BRIEF: Below are the entries; give again exactly the lines from the one mentioning "- first ionisation energy: 7.122 eV" through the one mentioning "Problem. Which element is it?", inclusive.

=== STUDY MATERIAL ===

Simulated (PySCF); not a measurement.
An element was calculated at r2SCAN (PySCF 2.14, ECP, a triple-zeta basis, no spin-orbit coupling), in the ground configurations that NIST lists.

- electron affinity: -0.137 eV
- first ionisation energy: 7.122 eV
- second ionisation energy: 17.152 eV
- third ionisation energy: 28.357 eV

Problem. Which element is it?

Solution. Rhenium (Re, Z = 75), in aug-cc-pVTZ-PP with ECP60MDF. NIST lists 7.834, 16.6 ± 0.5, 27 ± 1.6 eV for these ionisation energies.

===

TASK SOLUTION:
- first ionisation energy: 7.122 eV
- second ionisation energy: 17.152 eV
- third ionisation energy: 28.357 eV

Problem. Which element is it?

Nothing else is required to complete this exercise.